ASSIGNED TASK:
Transcribe each line of the material with no alterations.

INPUT DATA:
*** Block opens ***

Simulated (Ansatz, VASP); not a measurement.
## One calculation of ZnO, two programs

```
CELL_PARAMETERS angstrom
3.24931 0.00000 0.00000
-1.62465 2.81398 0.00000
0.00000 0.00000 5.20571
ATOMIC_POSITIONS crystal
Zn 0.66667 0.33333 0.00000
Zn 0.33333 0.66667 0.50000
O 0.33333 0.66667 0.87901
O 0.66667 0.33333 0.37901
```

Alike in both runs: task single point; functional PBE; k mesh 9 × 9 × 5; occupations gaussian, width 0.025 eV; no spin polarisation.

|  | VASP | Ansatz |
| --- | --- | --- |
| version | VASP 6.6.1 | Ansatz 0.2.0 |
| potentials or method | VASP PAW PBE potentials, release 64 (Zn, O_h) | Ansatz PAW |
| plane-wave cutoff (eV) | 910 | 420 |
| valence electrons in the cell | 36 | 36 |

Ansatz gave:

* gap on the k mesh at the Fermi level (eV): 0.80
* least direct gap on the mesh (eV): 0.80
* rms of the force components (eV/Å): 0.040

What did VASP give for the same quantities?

*** Block closes ***

EXERCISE ANSWER:
Simulated (Ansatz, VASP); not a measurement.
## One calculation of ZnO, two programs

```
CELL_PARAMETERS angstrom
3.24931 0.00000 0.00000
-1.62465 2.81398 0.00000
0.00000 0.00000 5.20571
ATOMIC_POSITIONS crystal
Zn 0.66667 0.33333 0.00000
Zn 0.33333 0.66667 0.50000
O 0.33333 0.66667 0.87901
O 0.66667 0.33333 0.37901
```

Alike in both runs: task single point; functional PBE; k mesh 9 × 9 × 5; occupations gaussian, width 0.025 eV; no spin polarisation.

|  | VASP | Ansatz |
| --- | --- | --- |
| version | VASP 6.6.1 | Ansatz 0.2.0 |
| potentials or method | VASP PAW PBE potentials, release 64 (Zn, O_h) | Ansatz PAW |
| plane-wave cutoff (eV) | 910 | 420 |
| valence electrons in the cell | 36 | 36 |

Ansatz gave:

* gap on the k mesh at the Fermi level (eV): 0.80
* least direct gap on the mesh (eV): 0.80
* rms of the force components (eV/Å): 0.040

What did VASP give for the same quantities?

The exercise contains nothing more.